*ASSIGNMENT*
Transcribe the records below. Leave nothing out and change nothing.

*DATA EXTRACT*

-- -- --

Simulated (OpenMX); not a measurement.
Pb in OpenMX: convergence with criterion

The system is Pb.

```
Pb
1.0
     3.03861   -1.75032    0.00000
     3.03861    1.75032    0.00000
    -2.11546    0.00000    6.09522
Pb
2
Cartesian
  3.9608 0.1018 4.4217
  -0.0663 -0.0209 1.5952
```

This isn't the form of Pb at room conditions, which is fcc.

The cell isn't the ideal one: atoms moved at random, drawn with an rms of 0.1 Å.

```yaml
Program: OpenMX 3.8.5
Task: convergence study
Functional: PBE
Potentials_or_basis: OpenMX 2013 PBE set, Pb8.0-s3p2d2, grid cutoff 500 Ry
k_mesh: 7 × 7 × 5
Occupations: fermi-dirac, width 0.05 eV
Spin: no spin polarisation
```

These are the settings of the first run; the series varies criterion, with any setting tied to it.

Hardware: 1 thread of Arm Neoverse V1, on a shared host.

-- -- --

*ANSWER SPACE*
Simulated (OpenMX); not a measurement.
Pb in OpenMX: convergence with criterion

The system is Pb.

```
Pb
1.0
     3.03861   -1.75032    0.00000
     3.03861    1.75032    0.00000
    -2.11546    0.00000    6.09522
Pb
2
Cartesian
  3.9608 0.1018 4.4217
  -0.0663 -0.0209 1.5952
```

This isn't the form of Pb at room conditions, which is fcc.

The cell isn't the ideal one: atoms moved at random, drawn with an rms of 0.1 Å.

```yaml
Program: OpenMX 3.8.5
Task: convergence study
Functional: PBE
Potentials_or_basis: OpenMX 2013 PBE set, Pb8.0-s3p2d2, grid cutoff 500 Ry
k_mesh: 7 × 7 × 5
Occupations: fermi-dirac, width 0.05 eV
Spin: no spin polarisation
```

These are the settings of the first run; the series varies criterion, with any setting tied to it.

Hardware: 1 thread of Arm Neoverse V1, on a shared host.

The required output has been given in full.